■ Exercise
Return the entire listing exactly, leaving nothing out.

■ Material shown
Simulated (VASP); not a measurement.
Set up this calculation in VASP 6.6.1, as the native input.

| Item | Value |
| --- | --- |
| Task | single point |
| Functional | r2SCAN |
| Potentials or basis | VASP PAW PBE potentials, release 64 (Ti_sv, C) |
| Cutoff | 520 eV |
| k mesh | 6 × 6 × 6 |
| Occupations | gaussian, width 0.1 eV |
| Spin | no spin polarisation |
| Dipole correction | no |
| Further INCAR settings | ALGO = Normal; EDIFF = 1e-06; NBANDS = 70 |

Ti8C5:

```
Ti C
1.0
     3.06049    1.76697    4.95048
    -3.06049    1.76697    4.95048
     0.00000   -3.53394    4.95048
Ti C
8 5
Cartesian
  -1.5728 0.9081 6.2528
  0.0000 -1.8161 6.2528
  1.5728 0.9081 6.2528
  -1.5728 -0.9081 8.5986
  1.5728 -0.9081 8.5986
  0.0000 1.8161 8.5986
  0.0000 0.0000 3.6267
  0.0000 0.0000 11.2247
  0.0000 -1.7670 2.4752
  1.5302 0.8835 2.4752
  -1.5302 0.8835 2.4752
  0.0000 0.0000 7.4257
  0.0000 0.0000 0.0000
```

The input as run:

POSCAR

■ Solution
Simulated (VASP); not a measurement.
Set up this calculation in VASP 6.6.1, as the native input.

| Item | Value |
| --- | --- |
| Task | single point |
| Functional | r2SCAN |
| Potentials or basis | VASP PAW PBE potentials, release 64 (Ti_sv, C) |
| Cutoff | 520 eV |
| k mesh | 6 × 6 × 6 |
| Occupations | gaussian, width 0.1 eV |
| Spin | no spin polarisation |
| Dipole correction | no |
| Further INCAR settings | ALGO = Normal; EDIFF = 1e-06; NBANDS = 70 |

Ti8C5:

```
Ti C
1.0
     3.06049    1.76697    4.95048
    -3.06049    1.76697    4.95048
     0.00000   -3.53394    4.95048
Ti C
8 5
Cartesian
  -1.5728 0.9081 6.2528
  0.0000 -1.8161 6.2528
  1.5728 0.9081 6.2528
  -1.5728 -0.9081 8.5986
  1.5728 -0.9081 8.5986
  0.0000 1.8161 8.5986
  0.0000 0.0000 3.6267
  0.0000 0.0000 11.2247
  0.0000 -1.7670 2.4752
  1.5302 0.8835 2.4752
  -1.5302 0.8835 2.4752
  0.0000 0.0000 7.4257
  0.0000 0.0000 0.0000
```

The input as run:

POSCAR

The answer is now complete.